__WORK ITEM__
Produce an exact copy of all records below.

* * * * *

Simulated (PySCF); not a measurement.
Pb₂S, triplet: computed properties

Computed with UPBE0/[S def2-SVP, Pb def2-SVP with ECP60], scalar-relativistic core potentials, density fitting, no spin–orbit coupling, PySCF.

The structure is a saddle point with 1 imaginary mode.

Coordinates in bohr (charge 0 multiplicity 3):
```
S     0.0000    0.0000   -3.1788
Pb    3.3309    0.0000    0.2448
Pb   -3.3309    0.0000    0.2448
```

* * * * *

__ANSWER AREA__
Simulated (PySCF); not a measurement.
Pb₂S, triplet: computed properties

Computed with UPBE0/[S def2-SVP, Pb def2-SVP with ECP60], scalar-relativistic core potentials, density fitting, no spin–orbit coupling, PySCF.

The structure is a saddle point with 1 imaginary mode.

Coordinates in bohr (charge 0 multiplicity 3):
```
S     0.0000    0.0000   -3.1788
Pb    3.3309    0.0000    0.2448
Pb   -3.3309    0.0000    0.2448
```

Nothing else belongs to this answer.